→ **Task item**: Return the entries below precisely, omitting nothing.

*** Dataset
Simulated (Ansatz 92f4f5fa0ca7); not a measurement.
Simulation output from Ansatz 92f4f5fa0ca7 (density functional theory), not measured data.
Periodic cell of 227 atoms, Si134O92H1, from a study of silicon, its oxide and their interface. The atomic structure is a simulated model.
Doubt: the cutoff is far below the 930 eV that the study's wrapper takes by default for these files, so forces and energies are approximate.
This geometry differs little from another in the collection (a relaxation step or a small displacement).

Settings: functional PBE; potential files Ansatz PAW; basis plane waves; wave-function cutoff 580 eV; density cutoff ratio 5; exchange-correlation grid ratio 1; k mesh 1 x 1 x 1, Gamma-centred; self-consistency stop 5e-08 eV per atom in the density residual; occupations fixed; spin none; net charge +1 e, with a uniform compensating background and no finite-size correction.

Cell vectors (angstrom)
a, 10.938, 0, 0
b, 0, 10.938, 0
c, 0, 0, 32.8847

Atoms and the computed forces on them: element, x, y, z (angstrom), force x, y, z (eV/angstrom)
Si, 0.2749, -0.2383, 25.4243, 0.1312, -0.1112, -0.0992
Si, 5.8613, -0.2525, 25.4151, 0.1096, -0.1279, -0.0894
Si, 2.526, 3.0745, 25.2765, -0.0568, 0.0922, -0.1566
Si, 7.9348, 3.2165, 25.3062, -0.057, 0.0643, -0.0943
******

→ **Written solution**:
Simulated (Ansatz 92f4f5fa0ca7); not a measurement.
Simulation output from Ansatz 92f4f5fa0ca7 (density functional theory), not measured data.
Periodic cell of 227 atoms, Si134O92H1, from a study of silicon, its oxide and their interface. The atomic structure is a simulated model.
Doubt: the cutoff is far below the 930 eV that the study's wrapper takes by default for these files, so forces and energies are approximate.
This geometry differs little from another in the collection (a relaxation step or a small displacement).

Settings: functional PBE; potential files Ansatz PAW; basis plane waves; wave-function cutoff 580 eV; density cutoff ratio 5; exchange-correlation grid ratio 1; k mesh 1 x 1 x 1, Gamma-centred; self-consistency stop 5e-08 eV per atom in the density residual; occupations fixed; spin none; net charge +1 e, with a uniform compensating background and no finite-size correction.

Cell vectors (angstrom)
a, 10.938, 0, 0
b, 0, 10.938, 0
c, 0, 0, 32.8847

Atoms and the computed forces on them: element, x, y, z (angstrom), force x, y, z (eV/angstrom)
Si, 0.2749, -0.2383, 25.4243, 0.1312, -0.1112, -0.0992
Si, 5.8613, -0.2525, 25.4151, 0.1096, -0.1279, -0.0894
Si, 2.526, 3.0745, 25.2765, -0.0568, 0.0922, -0.1566
Si, 7.9348, 3.2165, 25.3062, -0.057, 0.0643, -0.0943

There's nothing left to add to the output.